PROVIDED MATERIAL:
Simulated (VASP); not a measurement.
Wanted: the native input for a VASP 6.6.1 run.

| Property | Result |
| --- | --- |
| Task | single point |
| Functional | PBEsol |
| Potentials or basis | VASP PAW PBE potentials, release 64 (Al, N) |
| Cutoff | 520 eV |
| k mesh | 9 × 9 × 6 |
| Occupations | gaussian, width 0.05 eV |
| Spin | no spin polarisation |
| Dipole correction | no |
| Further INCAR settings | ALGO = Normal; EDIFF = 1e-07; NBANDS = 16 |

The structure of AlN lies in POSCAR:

TASK ITEM:
Set down each line of the data precisely as it appears above.

EXERCISE OUTPUT:
Simulated (VASP); not a measurement.
Wanted: the native input for a VASP 6.6.1 run.

| Property | Result |
| --- | --- |
| Task | single point |
| Functional | PBEsol |
| Potentials or basis | VASP PAW PBE potentials, release 64 (Al, N) |
| Cutoff | 520 eV |
| k mesh | 9 × 9 × 6 |
| Occupations | gaussian, width 0.05 eV |
| Spin | no spin polarisation |
| Dipole correction | no |
| Further INCAR settings | ALGO = Normal; EDIFF = 1e-07; NBANDS = 16 |

The structure of AlN lies in POSCAR:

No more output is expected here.